* Data supplied:
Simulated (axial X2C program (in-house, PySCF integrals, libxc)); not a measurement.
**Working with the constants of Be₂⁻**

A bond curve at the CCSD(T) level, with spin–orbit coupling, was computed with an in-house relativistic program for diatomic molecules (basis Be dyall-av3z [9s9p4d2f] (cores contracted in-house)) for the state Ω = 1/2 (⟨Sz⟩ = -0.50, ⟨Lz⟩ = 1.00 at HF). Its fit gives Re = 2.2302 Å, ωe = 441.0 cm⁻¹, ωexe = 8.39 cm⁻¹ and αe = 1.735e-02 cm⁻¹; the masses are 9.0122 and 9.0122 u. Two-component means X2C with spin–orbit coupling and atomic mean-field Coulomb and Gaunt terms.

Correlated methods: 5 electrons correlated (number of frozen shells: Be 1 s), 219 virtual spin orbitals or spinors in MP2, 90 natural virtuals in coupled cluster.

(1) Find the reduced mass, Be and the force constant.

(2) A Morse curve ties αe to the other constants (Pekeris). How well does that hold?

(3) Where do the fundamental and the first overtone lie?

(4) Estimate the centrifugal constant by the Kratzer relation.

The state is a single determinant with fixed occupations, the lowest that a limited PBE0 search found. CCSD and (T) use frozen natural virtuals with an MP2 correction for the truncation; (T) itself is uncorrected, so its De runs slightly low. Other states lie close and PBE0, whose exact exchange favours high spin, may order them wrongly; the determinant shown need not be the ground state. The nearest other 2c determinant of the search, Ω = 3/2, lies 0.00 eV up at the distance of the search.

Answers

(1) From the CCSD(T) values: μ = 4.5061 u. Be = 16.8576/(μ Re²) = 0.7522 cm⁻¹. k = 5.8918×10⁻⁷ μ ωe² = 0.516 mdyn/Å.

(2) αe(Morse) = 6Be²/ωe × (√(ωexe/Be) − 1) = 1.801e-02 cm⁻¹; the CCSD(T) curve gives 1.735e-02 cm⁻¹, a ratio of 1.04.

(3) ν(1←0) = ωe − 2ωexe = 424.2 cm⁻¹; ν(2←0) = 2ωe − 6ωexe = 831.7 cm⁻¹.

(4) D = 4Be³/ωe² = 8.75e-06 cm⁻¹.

* Assignment:
Your task is to set down again, exactly, every line from the beginning of the listing through the line with "constants of Be₂⁻**".

* Task answer:
Simulated (axial X2C program (in-house, PySCF integrals, libxc)); not a measurement.
**Working with the constants of Be₂⁻**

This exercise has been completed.